» **DATASET EXTRACT**
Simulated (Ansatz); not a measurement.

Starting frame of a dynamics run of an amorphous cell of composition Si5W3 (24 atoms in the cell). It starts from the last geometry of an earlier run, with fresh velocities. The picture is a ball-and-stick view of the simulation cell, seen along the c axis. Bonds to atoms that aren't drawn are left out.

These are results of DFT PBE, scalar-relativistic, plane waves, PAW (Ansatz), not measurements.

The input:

» **EXERCISE**
Up to and including the line with "Starting frame of", reproduce the material above exactly as it appears, starting from its first line.

» **YOUR RESPONSE**
Simulated (Ansatz); not a measurement.

Starting frame of a dynamics run of an amorphous cell of composition Si5W3 (24 atoms in the cell). It starts from the last geometry of an earlier run, with fresh velocities. The picture is a ball-and-stick view of the simulation cell, seen along the c axis. Bonds to atoms that aren't drawn are left out.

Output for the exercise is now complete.